> _EXTRACTED RECORDS_:
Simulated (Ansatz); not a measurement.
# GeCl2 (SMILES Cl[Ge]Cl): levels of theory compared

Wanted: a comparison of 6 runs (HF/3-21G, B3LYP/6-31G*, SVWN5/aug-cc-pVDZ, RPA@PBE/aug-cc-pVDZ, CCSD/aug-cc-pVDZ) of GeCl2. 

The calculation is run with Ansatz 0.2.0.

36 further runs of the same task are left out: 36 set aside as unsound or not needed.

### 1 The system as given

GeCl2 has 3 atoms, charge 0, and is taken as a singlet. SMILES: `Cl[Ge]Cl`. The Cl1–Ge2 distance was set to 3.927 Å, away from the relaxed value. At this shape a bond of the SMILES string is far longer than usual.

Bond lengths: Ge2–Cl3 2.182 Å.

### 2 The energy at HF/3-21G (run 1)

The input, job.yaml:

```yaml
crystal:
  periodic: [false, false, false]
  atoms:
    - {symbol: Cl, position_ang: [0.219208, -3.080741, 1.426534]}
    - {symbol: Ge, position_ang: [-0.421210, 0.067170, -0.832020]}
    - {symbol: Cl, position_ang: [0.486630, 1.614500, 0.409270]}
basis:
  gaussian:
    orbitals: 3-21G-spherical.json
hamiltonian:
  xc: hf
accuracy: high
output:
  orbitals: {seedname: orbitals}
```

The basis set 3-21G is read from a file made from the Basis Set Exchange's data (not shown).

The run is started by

> _BRIEF_: The response must contain every entry, each one identical to the original.

> _RESULT_:
Simulated (Ansatz); not a measurement.
# GeCl2 (SMILES Cl[Ge]Cl): levels of theory compared

Wanted: a comparison of 6 runs (HF/3-21G, B3LYP/6-31G*, SVWN5/aug-cc-pVDZ, RPA@PBE/aug-cc-pVDZ, CCSD/aug-cc-pVDZ) of GeCl2. 

The calculation is run with Ansatz 0.2.0.

36 further runs of the same task are left out: 36 set aside as unsound or not needed.

### 1 The system as given

GeCl2 has 3 atoms, charge 0, and is taken as a singlet. SMILES: `Cl[Ge]Cl`. The Cl1–Ge2 distance was set to 3.927 Å, away from the relaxed value. At this shape a bond of the SMILES string is far longer than usual.

Bond lengths: Ge2–Cl3 2.182 Å.

### 2 The energy at HF/3-21G (run 1)

The input, job.yaml:

```yaml
crystal:
  periodic: [false, false, false]
  atoms:
    - {symbol: Cl, position_ang: [0.219208, -3.080741, 1.426534]}
    - {symbol: Ge, position_ang: [-0.421210, 0.067170, -0.832020]}
    - {symbol: Cl, position_ang: [0.486630, 1.614500, 0.409270]}
basis:
  gaussian:
    orbitals: 3-21G-spherical.json
hamiltonian:
  xc: hf
accuracy: high
output:
  orbitals: {seedname: orbitals}
```

The basis set 3-21G is read from a file made from the Basis Set Exchange's data (not shown).

The run is started by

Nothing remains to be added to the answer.